REQUIRED ACTION: With the first line below as the start and the line containing "Q: What did" as the end, copy every line between them exactly, ends included.

DATA FOR REVIEW:
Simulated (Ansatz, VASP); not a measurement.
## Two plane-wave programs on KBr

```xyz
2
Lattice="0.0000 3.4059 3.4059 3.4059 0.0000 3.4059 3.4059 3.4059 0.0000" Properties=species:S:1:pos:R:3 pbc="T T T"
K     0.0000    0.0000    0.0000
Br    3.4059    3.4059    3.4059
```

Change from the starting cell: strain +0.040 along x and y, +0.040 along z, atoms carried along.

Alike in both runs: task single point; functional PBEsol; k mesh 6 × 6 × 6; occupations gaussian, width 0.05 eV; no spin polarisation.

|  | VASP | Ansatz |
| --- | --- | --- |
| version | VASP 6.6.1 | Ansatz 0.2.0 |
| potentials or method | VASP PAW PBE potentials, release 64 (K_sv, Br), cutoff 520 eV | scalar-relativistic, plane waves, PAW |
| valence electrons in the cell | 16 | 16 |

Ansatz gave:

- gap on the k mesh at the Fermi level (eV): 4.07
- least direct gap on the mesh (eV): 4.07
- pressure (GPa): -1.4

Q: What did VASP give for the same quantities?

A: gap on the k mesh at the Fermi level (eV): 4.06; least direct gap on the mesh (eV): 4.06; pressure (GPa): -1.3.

PROBLEM SOLUTION:
Simulated (Ansatz, VASP); not a measurement.
## Two plane-wave programs on KBr

```xyz
2
Lattice="0.0000 3.4059 3.4059 3.4059 0.0000 3.4059 3.4059 3.4059 0.0000" Properties=species:S:1:pos:R:3 pbc="T T T"
K     0.0000    0.0000    0.0000
Br    3.4059    3.4059    3.4059
```

Change from the starting cell: strain +0.040 along x and y, +0.040 along z, atoms carried along.

Alike in both runs: task single point; functional PBEsol; k mesh 6 × 6 × 6; occupations gaussian, width 0.05 eV; no spin polarisation.

|  | VASP | Ansatz |
| --- | --- | --- |
| version | VASP 6.6.1 | Ansatz 0.2.0 |
| potentials or method | VASP PAW PBE potentials, release 64 (K_sv, Br), cutoff 520 eV | scalar-relativistic, plane waves, PAW |
| valence electrons in the cell | 16 | 16 |

Ansatz gave:

- gap on the k mesh at the Fermi level (eV): 4.07
- least direct gap on the mesh (eV): 4.07
- pressure (GPa): -1.4

Q: What did VASP give for the same quantities?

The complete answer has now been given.